═══ Extracted material

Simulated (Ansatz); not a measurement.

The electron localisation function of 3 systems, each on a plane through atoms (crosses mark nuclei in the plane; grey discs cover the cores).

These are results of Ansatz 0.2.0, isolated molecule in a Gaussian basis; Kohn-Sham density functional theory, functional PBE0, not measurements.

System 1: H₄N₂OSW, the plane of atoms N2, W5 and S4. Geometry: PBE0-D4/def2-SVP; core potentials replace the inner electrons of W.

══════

Work instruction: Every line of the data above should be retyped precisely.

Exercise solution:
Simulated (Ansatz); not a measurement.

The electron localisation function of 3 systems, each on a plane through atoms (crosses mark nuclei in the plane; grey discs cover the cores).

These are results of Ansatz 0.2.0, isolated molecule in a Gaussian basis; Kohn-Sham density functional theory, functional PBE0, not measurements.

System 1: H₄N₂OSW, the plane of atoms N2, W5 and S4. Geometry: PBE0-D4/def2-SVP; core potentials replace the inner electrons of W.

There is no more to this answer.